* Assignment: Print the lines in the listing below that fall between the line with "Scale: ten equal" and the line with "(D) deformation density", those two lines included, exactly as they stand and with nothing else.

* Data extracts:
※ ※ ※
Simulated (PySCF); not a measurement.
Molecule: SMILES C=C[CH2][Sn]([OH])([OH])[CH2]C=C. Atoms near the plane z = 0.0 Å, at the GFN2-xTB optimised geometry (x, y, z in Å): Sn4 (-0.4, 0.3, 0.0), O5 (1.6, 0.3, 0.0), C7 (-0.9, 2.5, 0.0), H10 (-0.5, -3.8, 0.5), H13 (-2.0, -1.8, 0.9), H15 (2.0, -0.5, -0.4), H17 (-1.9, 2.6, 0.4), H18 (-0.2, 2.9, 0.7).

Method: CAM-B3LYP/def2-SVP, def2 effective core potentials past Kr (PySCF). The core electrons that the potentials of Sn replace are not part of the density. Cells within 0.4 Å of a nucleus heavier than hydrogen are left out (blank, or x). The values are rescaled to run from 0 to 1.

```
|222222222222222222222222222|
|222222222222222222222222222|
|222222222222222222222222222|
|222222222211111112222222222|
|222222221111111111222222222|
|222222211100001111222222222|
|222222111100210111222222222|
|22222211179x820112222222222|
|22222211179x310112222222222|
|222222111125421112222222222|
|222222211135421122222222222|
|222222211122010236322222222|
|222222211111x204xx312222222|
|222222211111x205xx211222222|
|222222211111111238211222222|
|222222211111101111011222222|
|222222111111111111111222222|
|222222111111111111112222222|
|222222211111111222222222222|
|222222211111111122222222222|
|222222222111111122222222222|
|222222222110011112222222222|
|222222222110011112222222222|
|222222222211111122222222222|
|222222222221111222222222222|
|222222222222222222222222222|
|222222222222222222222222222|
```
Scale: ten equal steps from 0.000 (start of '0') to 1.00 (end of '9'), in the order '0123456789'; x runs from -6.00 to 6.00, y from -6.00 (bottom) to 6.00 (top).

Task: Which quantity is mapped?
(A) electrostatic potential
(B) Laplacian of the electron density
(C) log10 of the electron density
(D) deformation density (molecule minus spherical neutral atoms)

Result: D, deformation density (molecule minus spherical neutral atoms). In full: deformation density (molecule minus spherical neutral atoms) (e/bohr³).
※ ※ ※

* Exercise output:
Scale: ten equal steps from 0.000 (start of '0') to 1.00 (end of '9'), in the order '0123456789'; x runs from -6.00 to 6.00, y from -6.00 (bottom) to 6.00 (top).

Task: Which quantity is mapped?
(A) electrostatic potential
(B) Laplacian of the electron density
(C) log10 of the electron density
(D) deformation density (molecule minus spherical neutral atoms)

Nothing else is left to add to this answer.